* * * *
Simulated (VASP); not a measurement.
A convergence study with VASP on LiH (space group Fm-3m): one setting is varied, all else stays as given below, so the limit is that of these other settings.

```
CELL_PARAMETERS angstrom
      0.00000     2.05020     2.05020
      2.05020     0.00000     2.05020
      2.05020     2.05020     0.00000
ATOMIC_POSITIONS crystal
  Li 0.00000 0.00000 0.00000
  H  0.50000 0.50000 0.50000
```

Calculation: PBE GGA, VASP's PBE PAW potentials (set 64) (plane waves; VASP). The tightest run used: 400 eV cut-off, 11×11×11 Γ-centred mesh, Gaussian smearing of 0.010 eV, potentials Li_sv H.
* * * *

▶ BRIEF: Your reply must reproduce all records above exactly.

▶ ANSWER SPACE:
Simulated (VASP); not a measurement.
A convergence study with VASP on LiH (space group Fm-3m): one setting is varied, all else stays as given below, so the limit is that of these other settings.

```
CELL_PARAMETERS angstrom
      0.00000     2.05020     2.05020
      2.05020     0.00000     2.05020
      2.05020     2.05020     0.00000
ATOMIC_POSITIONS crystal
  Li 0.00000 0.00000 0.00000
  H  0.50000 0.50000 0.50000
```

Calculation: PBE GGA, VASP's PBE PAW potentials (set 64) (plane waves; VASP). The tightest run used: 400 eV cut-off, 11×11×11 Γ-centred mesh, Gaussian smearing of 0.010 eV, potentials Li_sv H.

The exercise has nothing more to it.